◆ ENTRIES PROVIDED
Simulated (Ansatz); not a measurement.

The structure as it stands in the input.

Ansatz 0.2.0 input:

◆ ACTION ITEM
Would you give the data above again, exactly as written?

◆ WORKED SOLUTION
Simulated (Ansatz); not a measurement.

The structure as it stands in the input.

Ansatz 0.2.0 input:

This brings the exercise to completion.